*GIVEN RECORDS*
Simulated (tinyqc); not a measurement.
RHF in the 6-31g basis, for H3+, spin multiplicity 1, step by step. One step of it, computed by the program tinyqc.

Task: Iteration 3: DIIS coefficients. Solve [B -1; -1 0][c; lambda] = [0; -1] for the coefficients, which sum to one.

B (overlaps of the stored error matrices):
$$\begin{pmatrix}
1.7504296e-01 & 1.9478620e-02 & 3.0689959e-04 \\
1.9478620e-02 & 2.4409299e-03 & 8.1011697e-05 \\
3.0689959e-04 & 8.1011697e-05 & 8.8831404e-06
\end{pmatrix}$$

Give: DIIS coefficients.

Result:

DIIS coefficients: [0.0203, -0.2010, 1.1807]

*EXERCISE*
Word for word, set down the lines from the beginning of the records through the line that holds "1.9478620e-02 & 2.4409299e-03". Leave out the rest.

*EXERCISE RESULT*
Simulated (tinyqc); not a measurement.
RHF in the 6-31g basis, for H3+, spin multiplicity 1, step by step. One step of it, computed by the program tinyqc.

Task: Iteration 3: DIIS coefficients. Solve [B -1; -1 0][c; lambda] = [0; -1] for the coefficients, which sum to one.

B (overlaps of the stored error matrices):
$$\begin{pmatrix}
1.7504296e-01 & 1.9478620e-02 & 3.0689959e-04 \\
1.9478620e-02 & 2.4409299e-03 & 8.1011697e-05 \\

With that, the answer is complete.